§ RECORDS SHOWN:
╔══
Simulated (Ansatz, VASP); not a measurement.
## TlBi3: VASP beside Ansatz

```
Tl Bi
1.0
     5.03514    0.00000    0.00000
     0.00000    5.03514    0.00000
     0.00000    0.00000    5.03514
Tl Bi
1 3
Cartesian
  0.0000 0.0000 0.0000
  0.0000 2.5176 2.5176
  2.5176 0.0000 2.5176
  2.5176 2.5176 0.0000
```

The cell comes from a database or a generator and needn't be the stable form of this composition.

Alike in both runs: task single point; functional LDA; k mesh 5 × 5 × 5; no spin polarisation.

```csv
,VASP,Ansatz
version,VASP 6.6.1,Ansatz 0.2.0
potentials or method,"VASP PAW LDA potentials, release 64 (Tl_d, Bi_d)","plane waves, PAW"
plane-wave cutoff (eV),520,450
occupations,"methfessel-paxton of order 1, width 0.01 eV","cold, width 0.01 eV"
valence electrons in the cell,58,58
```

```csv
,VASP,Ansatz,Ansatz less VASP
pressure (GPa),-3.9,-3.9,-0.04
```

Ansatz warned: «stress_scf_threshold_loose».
╚══

§ WORK REQUEST:
Up to and including the line with "The cell comes", please return the records exactly, beginning from their first line.

§ ANSWER SECTION:
Simulated (Ansatz, VASP); not a measurement.
## TlBi3: VASP beside Ansatz

```
Tl Bi
1.0
     5.03514    0.00000    0.00000
     0.00000    5.03514    0.00000
     0.00000    0.00000    5.03514
Tl Bi
1 3
Cartesian
  0.0000 0.0000 0.0000
  0.0000 2.5176 2.5176
  2.5176 0.0000 2.5176
  2.5176 2.5176 0.0000
```

The cell comes from a database or a generator and needn't be the stable form of this composition.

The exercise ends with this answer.